Entries shown Block Start

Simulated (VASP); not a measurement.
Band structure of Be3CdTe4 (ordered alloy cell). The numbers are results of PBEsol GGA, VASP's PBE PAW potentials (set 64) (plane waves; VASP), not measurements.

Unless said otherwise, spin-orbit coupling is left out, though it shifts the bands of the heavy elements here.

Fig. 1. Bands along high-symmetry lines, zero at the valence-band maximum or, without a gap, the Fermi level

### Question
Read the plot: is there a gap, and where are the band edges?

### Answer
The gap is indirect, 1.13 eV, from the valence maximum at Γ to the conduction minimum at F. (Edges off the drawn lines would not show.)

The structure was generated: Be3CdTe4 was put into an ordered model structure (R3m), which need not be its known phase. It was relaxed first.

Entries shown Block End

● Work task: From the first line of the records above to the line that contains "Unless said otherwise, spin-orbit", quote each line exactly.

● Your solution:
Simulated (VASP); not a measurement.
Band structure of Be3CdTe4 (ordered alloy cell). The numbers are results of PBEsol GGA, VASP's PBE PAW potentials (set 64) (plane waves; VASP), not measurements.

Unless said otherwise, spin-orbit coupling is left out, though it shifts the bands of the heavy elements here.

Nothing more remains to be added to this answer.